= ACTION ITEM =
Copy the listing below line for line, from its opening line to the one with "Task: How much", both included; stop there.

——
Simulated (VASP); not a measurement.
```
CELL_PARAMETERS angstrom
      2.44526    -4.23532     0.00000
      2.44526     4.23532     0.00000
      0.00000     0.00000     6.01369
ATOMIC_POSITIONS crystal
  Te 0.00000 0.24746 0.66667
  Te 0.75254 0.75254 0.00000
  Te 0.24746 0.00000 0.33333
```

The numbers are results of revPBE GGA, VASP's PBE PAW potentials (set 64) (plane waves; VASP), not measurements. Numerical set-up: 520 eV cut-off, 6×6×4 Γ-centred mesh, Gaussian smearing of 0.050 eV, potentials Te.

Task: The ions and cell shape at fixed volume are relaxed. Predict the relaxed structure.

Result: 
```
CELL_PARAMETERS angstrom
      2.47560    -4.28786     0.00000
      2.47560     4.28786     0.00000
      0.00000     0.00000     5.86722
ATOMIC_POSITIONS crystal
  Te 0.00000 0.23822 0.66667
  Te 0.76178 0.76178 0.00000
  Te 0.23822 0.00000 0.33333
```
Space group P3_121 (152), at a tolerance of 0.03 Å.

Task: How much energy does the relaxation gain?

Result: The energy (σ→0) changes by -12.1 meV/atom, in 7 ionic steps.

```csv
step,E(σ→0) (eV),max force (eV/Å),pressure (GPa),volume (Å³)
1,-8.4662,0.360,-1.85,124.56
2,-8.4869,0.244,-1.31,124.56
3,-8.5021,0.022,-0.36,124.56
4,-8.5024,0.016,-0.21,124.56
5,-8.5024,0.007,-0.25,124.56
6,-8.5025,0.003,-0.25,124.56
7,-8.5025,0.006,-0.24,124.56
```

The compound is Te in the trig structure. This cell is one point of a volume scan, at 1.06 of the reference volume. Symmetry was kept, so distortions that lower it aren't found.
——

= WORKED SOLUTION =
Simulated (VASP); not a measurement.
```
CELL_PARAMETERS angstrom
      2.44526    -4.23532     0.00000
      2.44526     4.23532     0.00000
      0.00000     0.00000     6.01369
ATOMIC_POSITIONS crystal
  Te 0.00000 0.24746 0.66667
  Te 0.75254 0.75254 0.00000
  Te 0.24746 0.00000 0.33333
```

The numbers are results of revPBE GGA, VASP's PBE PAW potentials (set 64) (plane waves; VASP), not measurements. Numerical set-up: 520 eV cut-off, 6×6×4 Γ-centred mesh, Gaussian smearing of 0.050 eV, potentials Te.

Task: The ions and cell shape at fixed volume are relaxed. Predict the relaxed structure.

Result: 
```
CELL_PARAMETERS angstrom
      2.47560    -4.28786     0.00000
      2.47560     4.28786     0.00000
      0.00000     0.00000     5.86722
ATOMIC_POSITIONS crystal
  Te 0.00000 0.23822 0.66667
  Te 0.76178 0.76178 0.00000
  Te 0.23822 0.00000 0.33333
```
Space group P3_121 (152), at a tolerance of 0.03 Å.

Task: How much energy does the relaxation gain?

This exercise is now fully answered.